Activity: Word for word, return every record.

━━━

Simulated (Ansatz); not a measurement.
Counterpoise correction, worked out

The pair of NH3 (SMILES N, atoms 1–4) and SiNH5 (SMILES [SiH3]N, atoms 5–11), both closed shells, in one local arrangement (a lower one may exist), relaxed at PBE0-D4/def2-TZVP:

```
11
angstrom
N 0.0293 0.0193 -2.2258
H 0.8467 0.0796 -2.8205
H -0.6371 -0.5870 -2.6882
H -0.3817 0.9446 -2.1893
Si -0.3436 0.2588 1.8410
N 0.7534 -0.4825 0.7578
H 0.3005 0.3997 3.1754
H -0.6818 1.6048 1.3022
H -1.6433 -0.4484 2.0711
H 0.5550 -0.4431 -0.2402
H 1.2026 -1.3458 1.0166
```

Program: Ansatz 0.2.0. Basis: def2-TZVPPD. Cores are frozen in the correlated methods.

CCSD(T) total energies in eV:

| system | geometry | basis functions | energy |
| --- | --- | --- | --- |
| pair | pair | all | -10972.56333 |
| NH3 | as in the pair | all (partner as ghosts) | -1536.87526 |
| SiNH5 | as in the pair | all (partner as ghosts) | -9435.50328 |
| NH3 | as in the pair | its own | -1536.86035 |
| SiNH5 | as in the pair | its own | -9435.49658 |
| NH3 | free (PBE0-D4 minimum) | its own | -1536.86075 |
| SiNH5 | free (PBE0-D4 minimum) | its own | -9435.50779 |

━━━

Task answer:
Simulated (Ansatz); not a measurement.
Counterpoise correction, worked out

The pair of NH3 (SMILES N, atoms 1–4) and SiNH5 (SMILES [SiH3]N, atoms 5–11), both closed shells, in one local arrangement (a lower one may exist), relaxed at PBE0-D4/def2-TZVP:

```
11
angstrom
N 0.0293 0.0193 -2.2258
H 0.8467 0.0796 -2.8205
H -0.6371 -0.5870 -2.6882
H -0.3817 0.9446 -2.1893
Si -0.3436 0.2588 1.8410
N 0.7534 -0.4825 0.7578
H 0.3005 0.3997 3.1754
H -0.6818 1.6048 1.3022
H -1.6433 -0.4484 2.0711
H 0.5550 -0.4431 -0.2402
H 1.2026 -1.3458 1.0166
```

Program: Ansatz 0.2.0. Basis: def2-TZVPPD. Cores are frozen in the correlated methods.

CCSD(T) total energies in eV:

| system | geometry | basis functions | energy |
| --- | --- | --- | --- |
| pair | pair | all | -10972.56333 |
| NH3 | as in the pair | all (partner as ghosts) | -1536.87526 |
| SiNH5 | as in the pair | all (partner as ghosts) | -9435.50328 |
| NH3 | as in the pair | its own | -1536.86035 |
| SiNH5 | as in the pair | its own | -9435.49658 |
| NH3 | free (PBE0-D4 minimum) | its own | -1536.86075 |
| SiNH5 | free (PBE0-D4 minimum) | its own | -9435.50779 |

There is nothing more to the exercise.